Information shown>
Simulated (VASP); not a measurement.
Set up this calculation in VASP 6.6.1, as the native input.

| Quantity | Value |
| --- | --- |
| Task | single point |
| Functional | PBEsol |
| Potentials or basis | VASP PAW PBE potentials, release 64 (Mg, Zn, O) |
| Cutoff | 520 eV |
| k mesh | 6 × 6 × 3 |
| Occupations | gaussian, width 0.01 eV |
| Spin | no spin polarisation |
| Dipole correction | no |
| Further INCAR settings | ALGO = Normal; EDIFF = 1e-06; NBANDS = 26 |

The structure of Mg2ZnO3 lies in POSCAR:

Exercise> Using the entries above, give back exactly the line containing "(Mg, Zn, O) |", the line containing "NBANDS = 26 |", and every line between them, and nothing else.

Exercise response>
| Potentials or basis | VASP PAW PBE potentials, release 64 (Mg, Zn, O) |
| Cutoff | 520 eV |
| k mesh | 6 × 6 × 3 |
| Occupations | gaussian, width 0.01 eV |
| Spin | no spin polarisation |
| Dipole correction | no |
| Further INCAR settings | ALGO = Normal; EDIFF = 1e-06; NBANDS = 26 |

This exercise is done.